BRIEF: Only the lines from the start of the entries through the line with "### Question" are wanted; please output them exactly.

MATERIAL PROVIDED:
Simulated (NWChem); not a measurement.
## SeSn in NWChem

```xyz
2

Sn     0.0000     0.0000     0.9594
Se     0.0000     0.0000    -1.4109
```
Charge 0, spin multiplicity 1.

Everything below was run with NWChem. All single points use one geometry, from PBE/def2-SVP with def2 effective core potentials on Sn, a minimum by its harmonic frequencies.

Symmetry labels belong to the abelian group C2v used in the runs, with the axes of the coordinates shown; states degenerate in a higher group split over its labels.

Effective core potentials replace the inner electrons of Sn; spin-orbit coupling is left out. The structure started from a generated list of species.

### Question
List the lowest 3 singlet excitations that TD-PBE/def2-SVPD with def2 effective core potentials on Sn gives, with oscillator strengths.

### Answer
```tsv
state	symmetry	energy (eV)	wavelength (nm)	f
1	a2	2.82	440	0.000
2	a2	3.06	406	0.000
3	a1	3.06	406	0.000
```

TASK RESULT:
Simulated (NWChem); not a measurement.
## SeSn in NWChem

```xyz
2

Sn     0.0000     0.0000     0.9594
Se     0.0000     0.0000    -1.4109
```
Charge 0, spin multiplicity 1.

Everything below was run with NWChem. All single points use one geometry, from PBE/def2-SVP with def2 effective core potentials on Sn, a minimum by its harmonic frequencies.

Symmetry labels belong to the abelian group C2v used in the runs, with the axes of the coordinates shown; states degenerate in a higher group split over its labels.

Effective core potentials replace the inner electrons of Sn; spin-orbit coupling is left out. The structure started from a generated list of species.

### Question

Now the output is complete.